### Required action
Copy out every record that follows, word for word.

### Extracted data
★ ★ ★

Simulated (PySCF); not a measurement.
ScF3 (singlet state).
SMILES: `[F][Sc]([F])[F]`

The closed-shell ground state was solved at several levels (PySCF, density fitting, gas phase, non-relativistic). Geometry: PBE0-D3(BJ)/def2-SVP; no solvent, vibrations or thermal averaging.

★ ★ ★

### Exercise answer
Simulated (PySCF); not a measurement.
ScF3 (singlet state).
SMILES: `[F][Sc]([F])[F]`

The closed-shell ground state was solved at several levels (PySCF, density fitting, gas phase, non-relativistic). Geometry: PBE0-D3(BJ)/def2-SVP; no solvent, vibrations or thermal averaging.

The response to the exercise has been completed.